- _WORK INSTRUCTION_
From the data below, please reproduce exactly everything from the line that contains "length | 2.307 Å |" down to the line that contains "14.7 kcal/mol |", with both ends included.

- _GIVEN RECORDS_
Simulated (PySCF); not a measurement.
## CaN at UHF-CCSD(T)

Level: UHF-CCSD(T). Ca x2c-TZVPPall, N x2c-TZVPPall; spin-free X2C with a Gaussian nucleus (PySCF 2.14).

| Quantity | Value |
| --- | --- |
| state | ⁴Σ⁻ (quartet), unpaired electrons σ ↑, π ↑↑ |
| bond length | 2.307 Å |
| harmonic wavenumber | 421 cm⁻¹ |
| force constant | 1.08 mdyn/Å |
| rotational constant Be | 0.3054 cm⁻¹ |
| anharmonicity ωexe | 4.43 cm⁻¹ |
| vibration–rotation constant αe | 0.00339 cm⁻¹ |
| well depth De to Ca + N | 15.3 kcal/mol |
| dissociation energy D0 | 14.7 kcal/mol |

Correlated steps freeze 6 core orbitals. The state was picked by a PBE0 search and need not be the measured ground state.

- _ANSWER SECTION_
| bond length | 2.307 Å |
| harmonic wavenumber | 421 cm⁻¹ |
| force constant | 1.08 mdyn/Å |
| rotational constant Be | 0.3054 cm⁻¹ |
| anharmonicity ωexe | 4.43 cm⁻¹ |
| vibration–rotation constant αe | 0.00339 cm⁻¹ |
| well depth De to Ca + N | 15.3 kcal/mol |
| dissociation energy D0 | 14.7 kcal/mol |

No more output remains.